**Assignment:** Could you restate word for word every line of the records below, from the first one to the one holding "Cutoff | 520 eV |"?

━━ Information

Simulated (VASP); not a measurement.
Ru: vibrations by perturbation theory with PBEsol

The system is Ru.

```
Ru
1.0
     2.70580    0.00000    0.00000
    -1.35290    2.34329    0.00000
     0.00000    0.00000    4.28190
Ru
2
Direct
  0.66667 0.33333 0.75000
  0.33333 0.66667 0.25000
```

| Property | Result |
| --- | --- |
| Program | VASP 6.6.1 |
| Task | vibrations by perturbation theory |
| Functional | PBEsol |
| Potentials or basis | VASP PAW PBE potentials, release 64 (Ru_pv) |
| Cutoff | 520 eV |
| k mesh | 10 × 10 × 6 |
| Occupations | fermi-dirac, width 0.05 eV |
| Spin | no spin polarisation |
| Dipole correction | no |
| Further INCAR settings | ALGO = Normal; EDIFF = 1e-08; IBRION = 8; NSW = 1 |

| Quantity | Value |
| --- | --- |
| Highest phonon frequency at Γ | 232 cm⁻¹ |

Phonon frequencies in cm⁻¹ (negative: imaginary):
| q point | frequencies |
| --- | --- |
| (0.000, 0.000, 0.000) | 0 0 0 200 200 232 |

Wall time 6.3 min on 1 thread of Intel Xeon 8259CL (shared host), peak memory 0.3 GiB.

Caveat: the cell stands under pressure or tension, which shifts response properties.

━━━━

**Worked solution:**
Simulated (VASP); not a measurement.
Ru: vibrations by perturbation theory with PBEsol

The system is Ru.

```
Ru
1.0
     2.70580    0.00000    0.00000
    -1.35290    2.34329    0.00000
     0.00000    0.00000    4.28190
Ru
2
Direct
  0.66667 0.33333 0.75000
  0.33333 0.66667 0.25000
```

| Property | Result |
| --- | --- |
| Program | VASP 6.6.1 |
| Task | vibrations by perturbation theory |
| Functional | PBEsol |
| Potentials or basis | VASP PAW PBE potentials, release 64 (Ru_pv) |
| Cutoff | 520 eV |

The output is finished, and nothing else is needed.